The records are given next. Repeat each one exactly.

#### [EXERCISE DATA]
┌──

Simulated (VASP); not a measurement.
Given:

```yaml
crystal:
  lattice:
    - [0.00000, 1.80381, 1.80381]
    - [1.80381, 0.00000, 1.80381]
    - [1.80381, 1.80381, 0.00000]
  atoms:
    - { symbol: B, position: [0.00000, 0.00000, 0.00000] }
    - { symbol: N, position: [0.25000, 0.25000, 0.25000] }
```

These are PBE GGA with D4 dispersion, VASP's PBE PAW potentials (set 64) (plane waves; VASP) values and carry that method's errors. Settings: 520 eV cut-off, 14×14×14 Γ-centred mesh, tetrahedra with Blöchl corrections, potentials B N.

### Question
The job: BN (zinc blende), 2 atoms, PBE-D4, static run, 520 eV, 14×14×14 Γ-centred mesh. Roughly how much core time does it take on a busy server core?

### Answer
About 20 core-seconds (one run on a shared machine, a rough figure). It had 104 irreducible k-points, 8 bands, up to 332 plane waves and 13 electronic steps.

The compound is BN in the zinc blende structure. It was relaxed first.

└──

#### [RESPONSE AREA]
Simulated (VASP); not a measurement.
Given:

```yaml
crystal:
  lattice:
    - [0.00000, 1.80381, 1.80381]
    - [1.80381, 0.00000, 1.80381]
    - [1.80381, 1.80381, 0.00000]
  atoms:
    - { symbol: B, position: [0.00000, 0.00000, 0.00000] }
    - { symbol: N, position: [0.25000, 0.25000, 0.25000] }
```

These are PBE GGA with D4 dispersion, VASP's PBE PAW potentials (set 64) (plane waves; VASP) values and carry that method's errors. Settings: 520 eV cut-off, 14×14×14 Γ-centred mesh, tetrahedra with Blöchl corrections, potentials B N.

### Question
The job: BN (zinc blende), 2 atoms, PBE-D4, static run, 520 eV, 14×14×14 Γ-centred mesh. Roughly how much core time does it take on a busy server core?

### Answer
About 20 core-seconds (one run on a shared machine, a rough figure). It had 104 irreducible k-points, 8 bands, up to 332 plane waves and 13 electronic steps.

The compound is BN in the zinc blende structure. It was relaxed first.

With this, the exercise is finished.